**ASSIGNED TASK**. Set down exactly the entries below, beginning at their first line and ending at the line with "The cell and".

**DATA EXTRACT**.
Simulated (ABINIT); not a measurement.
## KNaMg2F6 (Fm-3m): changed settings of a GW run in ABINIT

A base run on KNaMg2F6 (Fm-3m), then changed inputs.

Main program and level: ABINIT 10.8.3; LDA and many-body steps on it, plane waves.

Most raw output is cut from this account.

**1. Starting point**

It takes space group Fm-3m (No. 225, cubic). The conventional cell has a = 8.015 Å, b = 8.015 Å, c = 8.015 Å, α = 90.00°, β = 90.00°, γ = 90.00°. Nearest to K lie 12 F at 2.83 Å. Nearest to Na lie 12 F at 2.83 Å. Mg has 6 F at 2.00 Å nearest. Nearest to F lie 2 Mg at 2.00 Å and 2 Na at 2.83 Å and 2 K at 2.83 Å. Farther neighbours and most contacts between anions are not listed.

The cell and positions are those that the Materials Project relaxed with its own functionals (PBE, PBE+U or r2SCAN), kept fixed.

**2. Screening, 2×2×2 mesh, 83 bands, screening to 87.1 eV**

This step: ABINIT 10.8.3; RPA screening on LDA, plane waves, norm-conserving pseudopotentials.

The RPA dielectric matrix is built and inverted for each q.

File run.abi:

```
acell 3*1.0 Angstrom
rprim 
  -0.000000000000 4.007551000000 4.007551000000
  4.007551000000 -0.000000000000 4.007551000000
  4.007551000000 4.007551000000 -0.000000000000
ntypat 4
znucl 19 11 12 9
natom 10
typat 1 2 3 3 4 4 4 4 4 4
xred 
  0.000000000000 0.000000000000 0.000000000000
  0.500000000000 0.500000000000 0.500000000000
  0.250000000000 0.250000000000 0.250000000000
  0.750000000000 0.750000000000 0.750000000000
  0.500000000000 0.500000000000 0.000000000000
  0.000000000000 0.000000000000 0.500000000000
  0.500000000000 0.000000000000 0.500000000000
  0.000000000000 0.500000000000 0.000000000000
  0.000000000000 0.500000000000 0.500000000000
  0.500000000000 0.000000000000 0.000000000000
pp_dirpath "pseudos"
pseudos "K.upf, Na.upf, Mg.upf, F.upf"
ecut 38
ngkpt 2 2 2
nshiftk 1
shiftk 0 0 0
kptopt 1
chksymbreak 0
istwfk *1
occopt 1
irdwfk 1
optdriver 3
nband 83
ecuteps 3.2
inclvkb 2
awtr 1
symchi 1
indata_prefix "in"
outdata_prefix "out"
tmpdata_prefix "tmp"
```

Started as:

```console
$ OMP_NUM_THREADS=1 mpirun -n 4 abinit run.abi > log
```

**EXERCISE SOLUTION**.
Simulated (ABINIT); not a measurement.
## KNaMg2F6 (Fm-3m): changed settings of a GW run in ABINIT

A base run on KNaMg2F6 (Fm-3m), then changed inputs.

Main program and level: ABINIT 10.8.3; LDA and many-body steps on it, plane waves.

Most raw output is cut from this account.

**1. Starting point**

It takes space group Fm-3m (No. 225, cubic). The conventional cell has a = 8.015 Å, b = 8.015 Å, c = 8.015 Å, α = 90.00°, β = 90.00°, γ = 90.00°. Nearest to K lie 12 F at 2.83 Å. Nearest to Na lie 12 F at 2.83 Å. Mg has 6 F at 2.00 Å nearest. Nearest to F lie 2 Mg at 2.00 Å and 2 Na at 2.83 Å and 2 K at 2.83 Å. Farther neighbours and most contacts between anions are not listed.

The cell and positions are those that the Materials Project relaxed with its own functionals (PBE, PBE+U or r2SCAN), kept fixed.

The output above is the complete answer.